Raw data:
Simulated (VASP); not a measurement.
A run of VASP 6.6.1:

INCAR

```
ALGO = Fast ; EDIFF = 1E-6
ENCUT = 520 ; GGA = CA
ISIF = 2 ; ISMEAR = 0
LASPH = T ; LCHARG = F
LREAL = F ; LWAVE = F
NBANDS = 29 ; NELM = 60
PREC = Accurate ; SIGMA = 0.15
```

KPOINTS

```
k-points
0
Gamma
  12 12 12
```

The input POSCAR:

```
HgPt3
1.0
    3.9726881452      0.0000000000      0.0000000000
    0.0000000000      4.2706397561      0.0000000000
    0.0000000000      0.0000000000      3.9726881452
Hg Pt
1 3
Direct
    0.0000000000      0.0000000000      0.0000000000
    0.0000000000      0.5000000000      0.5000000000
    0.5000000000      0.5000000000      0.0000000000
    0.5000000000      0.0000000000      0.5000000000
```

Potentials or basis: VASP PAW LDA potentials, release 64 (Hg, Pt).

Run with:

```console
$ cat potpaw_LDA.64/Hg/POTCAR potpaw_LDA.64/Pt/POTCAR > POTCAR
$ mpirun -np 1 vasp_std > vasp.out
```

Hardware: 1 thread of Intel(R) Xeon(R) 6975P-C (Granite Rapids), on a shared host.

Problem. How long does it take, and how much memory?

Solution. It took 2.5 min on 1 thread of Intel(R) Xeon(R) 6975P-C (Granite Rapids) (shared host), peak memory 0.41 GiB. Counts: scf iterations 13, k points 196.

Required action:
Please transcribe the data exactly from its first line. End with the line that contains "Problem. How long".

Response:
Simulated (VASP); not a measurement.
A run of VASP 6.6.1:

INCAR

```
ALGO = Fast ; EDIFF = 1E-6
ENCUT = 520 ; GGA = CA
ISIF = 2 ; ISMEAR = 0
LASPH = T ; LCHARG = F
LREAL = F ; LWAVE = F
NBANDS = 29 ; NELM = 60
PREC = Accurate ; SIGMA = 0.15
```

KPOINTS

```
k-points
0
Gamma
  12 12 12
```

The input POSCAR:

```
HgPt3
1.0
    3.9726881452      0.0000000000      0.0000000000
    0.0000000000      4.2706397561      0.0000000000
    0.0000000000      0.0000000000      3.9726881452
Hg Pt
1 3
Direct
    0.0000000000      0.0000000000      0.0000000000
    0.0000000000      0.5000000000      0.5000000000
    0.5000000000      0.5000000000      0.0000000000
    0.5000000000      0.0000000000      0.5000000000
```

Potentials or basis: VASP PAW LDA potentials, release 64 (Hg, Pt).

Run with:

```console
$ cat potpaw_LDA.64/Hg/POTCAR potpaw_LDA.64/Pt/POTCAR > POTCAR
$ mpirun -np 1 vasp_std > vasp.out
```

Hardware: 1 thread of Intel(R) Xeon(R) 6975P-C (Granite Rapids), on a shared host.

Problem. How long does it take, and how much memory?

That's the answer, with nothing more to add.